▶ [INFORMATION]
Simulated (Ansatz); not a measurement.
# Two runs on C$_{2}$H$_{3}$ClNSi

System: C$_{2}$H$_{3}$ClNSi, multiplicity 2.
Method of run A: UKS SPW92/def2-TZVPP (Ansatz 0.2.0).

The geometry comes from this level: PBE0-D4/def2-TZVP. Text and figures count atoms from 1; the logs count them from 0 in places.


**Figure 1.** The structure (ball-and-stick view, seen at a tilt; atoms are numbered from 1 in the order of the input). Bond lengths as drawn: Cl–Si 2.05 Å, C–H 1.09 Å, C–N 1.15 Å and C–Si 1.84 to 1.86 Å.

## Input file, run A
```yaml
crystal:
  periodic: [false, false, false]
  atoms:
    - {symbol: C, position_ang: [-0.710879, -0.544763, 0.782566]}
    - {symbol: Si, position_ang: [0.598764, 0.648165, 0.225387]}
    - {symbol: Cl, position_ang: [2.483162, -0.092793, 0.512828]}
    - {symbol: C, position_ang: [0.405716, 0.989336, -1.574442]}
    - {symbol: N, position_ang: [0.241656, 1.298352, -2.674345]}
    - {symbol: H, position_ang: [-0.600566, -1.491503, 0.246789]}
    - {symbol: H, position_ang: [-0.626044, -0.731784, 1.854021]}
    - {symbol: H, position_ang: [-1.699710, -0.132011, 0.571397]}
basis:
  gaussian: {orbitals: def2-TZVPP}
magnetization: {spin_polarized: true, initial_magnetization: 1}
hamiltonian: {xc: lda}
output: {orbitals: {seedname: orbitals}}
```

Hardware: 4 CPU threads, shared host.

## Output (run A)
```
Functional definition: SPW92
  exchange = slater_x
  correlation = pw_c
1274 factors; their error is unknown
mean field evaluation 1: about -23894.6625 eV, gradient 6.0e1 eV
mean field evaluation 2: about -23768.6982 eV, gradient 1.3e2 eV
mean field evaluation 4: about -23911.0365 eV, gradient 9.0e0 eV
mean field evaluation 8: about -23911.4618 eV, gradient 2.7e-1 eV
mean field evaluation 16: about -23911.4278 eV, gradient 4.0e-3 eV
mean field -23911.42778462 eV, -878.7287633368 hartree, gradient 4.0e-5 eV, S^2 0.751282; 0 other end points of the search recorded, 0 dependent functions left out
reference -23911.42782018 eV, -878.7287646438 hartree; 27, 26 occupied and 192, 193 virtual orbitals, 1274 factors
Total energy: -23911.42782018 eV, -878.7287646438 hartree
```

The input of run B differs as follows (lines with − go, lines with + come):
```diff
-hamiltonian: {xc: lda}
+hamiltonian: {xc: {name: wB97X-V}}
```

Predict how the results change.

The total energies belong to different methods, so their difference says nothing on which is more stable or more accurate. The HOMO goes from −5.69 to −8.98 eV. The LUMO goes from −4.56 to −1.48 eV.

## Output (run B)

▶ [WORK ITEM] Which lines belong in the answer? Exactly those from the first line of the entries through the line holding "The geometry comes", inclusive, copied unchanged.

▶ [YOUR RESPONSE]
Simulated (Ansatz); not a measurement.
# Two runs on C$_{2}$H$_{3}$ClNSi

System: C$_{2}$H$_{3}$ClNSi, multiplicity 2.
Method of run A: UKS SPW92/def2-TZVPP (Ansatz 0.2.0).

The geometry comes from this level: PBE0-D4/def2-TZVP. Text and figures count atoms from 1; the logs count them from 0 in places.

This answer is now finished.